[[ Dataset extract, beginning ]]

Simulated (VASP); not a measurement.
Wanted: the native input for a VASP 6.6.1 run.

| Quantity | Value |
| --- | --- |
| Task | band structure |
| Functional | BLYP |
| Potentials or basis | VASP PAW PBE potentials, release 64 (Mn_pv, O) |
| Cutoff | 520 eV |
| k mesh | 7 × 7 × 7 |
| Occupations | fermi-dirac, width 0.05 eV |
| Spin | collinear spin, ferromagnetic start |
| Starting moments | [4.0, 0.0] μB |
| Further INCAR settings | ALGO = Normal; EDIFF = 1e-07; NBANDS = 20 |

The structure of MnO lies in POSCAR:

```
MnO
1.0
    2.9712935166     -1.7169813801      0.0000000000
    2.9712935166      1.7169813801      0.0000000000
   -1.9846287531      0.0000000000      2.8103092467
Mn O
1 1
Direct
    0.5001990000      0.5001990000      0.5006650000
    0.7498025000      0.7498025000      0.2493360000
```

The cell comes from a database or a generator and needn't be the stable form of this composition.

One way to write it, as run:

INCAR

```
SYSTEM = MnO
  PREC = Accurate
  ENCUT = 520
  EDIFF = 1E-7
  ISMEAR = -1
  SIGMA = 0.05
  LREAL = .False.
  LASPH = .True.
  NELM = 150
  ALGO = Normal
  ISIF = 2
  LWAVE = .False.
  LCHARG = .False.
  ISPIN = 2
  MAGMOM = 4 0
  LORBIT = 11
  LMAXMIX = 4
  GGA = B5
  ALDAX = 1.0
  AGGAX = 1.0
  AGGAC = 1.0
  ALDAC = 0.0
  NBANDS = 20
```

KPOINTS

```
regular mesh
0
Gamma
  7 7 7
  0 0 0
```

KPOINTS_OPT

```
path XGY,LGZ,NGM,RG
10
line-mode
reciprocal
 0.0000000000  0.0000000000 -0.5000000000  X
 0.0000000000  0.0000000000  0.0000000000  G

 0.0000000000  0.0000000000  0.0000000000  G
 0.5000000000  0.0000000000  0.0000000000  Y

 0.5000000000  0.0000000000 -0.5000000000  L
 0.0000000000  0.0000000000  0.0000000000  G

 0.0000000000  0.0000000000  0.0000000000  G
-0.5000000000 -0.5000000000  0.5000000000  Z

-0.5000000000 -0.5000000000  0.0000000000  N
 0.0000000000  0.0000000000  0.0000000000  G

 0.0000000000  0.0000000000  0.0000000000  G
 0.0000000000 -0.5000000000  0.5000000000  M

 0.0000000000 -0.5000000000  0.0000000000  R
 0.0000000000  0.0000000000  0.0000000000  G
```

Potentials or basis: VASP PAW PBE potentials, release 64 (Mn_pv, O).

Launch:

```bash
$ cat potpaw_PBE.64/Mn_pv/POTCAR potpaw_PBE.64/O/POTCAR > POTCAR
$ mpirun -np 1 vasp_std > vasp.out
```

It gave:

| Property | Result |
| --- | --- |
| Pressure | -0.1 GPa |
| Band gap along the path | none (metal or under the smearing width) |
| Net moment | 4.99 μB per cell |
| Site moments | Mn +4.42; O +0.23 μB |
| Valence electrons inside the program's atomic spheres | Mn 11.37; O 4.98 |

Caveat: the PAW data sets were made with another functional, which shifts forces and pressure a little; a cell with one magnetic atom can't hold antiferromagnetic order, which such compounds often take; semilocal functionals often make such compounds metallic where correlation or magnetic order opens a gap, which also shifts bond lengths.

[[ Dataset extract, end ]]

> _Work order_
From the records above, repeat exactly the lines from the one with "KPOINTS_OPT" through the one with "O +0.23 μB |", both included.

> _Task output_
KPOINTS_OPT

```
path XGY,LGZ,NGM,RG
10
line-mode
reciprocal
 0.0000000000  0.0000000000 -0.5000000000  X
 0.0000000000  0.0000000000  0.0000000000  G

 0.0000000000  0.0000000000  0.0000000000  G
 0.5000000000  0.0000000000  0.0000000000  Y

 0.5000000000  0.0000000000 -0.5000000000  L
 0.0000000000  0.0000000000  0.0000000000  G

 0.0000000000  0.0000000000  0.0000000000  G
-0.5000000000 -0.5000000000  0.5000000000  Z

-0.5000000000 -0.5000000000  0.0000000000  N
 0.0000000000  0.0000000000  0.0000000000  G

 0.0000000000  0.0000000000  0.0000000000  G
 0.0000000000 -0.5000000000  0.5000000000  M

 0.0000000000 -0.5000000000  0.0000000000  R
 0.0000000000  0.0000000000  0.0000000000  G
```

Potentials or basis: VASP PAW PBE potentials, release 64 (Mn_pv, O).

Launch:

```bash
$ cat potpaw_PBE.64/Mn_pv/POTCAR potpaw_PBE.64/O/POTCAR > POTCAR
$ mpirun -np 1 vasp_std > vasp.out
```

It gave:

| Property | Result |
| --- | --- |
| Pressure | -0.1 GPa |
| Band gap along the path | none (metal or under the smearing width) |
| Net moment | 4.99 μB per cell |
| Site moments | Mn +4.42; O +0.23 μB |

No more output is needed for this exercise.